■ WORK ITEM
Every line below from the one containing "C–B (1.54 Å): ρ" through the one containing "C–H (1.08 Å): ρ" must be transcribed exactly. Omit all lines outside that stretch.

■ RECORDED DATA
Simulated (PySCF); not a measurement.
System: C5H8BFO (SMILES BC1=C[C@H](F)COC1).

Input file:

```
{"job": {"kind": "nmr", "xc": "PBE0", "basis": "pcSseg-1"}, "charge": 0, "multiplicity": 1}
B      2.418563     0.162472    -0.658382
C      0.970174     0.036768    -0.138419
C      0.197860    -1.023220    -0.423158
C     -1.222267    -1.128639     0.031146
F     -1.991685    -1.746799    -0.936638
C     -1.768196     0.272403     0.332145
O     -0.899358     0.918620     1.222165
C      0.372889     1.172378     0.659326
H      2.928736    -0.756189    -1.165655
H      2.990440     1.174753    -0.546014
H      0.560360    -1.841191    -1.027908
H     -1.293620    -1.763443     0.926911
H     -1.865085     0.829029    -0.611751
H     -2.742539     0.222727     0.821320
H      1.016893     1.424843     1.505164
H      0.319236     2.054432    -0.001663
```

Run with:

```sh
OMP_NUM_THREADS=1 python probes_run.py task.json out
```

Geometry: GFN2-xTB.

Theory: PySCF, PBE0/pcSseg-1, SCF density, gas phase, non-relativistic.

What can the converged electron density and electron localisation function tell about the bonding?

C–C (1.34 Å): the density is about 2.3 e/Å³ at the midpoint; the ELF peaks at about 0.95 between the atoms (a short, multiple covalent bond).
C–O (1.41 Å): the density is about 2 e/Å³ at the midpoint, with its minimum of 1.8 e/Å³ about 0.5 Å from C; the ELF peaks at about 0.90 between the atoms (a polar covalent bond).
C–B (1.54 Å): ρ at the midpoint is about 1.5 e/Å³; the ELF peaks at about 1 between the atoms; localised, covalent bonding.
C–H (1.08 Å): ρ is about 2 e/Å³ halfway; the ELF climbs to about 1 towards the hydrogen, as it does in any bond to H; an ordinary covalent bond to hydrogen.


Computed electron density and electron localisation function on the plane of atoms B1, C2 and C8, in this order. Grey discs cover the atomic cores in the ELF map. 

■ TASK OUTPUT
C–B (1.54 Å): ρ at the midpoint is about 1.5 e/Å³; the ELF peaks at about 1 between the atoms; localised, covalent bonding.
C–H (1.08 Å): ρ is about 2 e/Å³ halfway; the ELF climbs to about 1 towards the hydrogen, as it does in any bond to H; an ordinary covalent bond to hydrogen.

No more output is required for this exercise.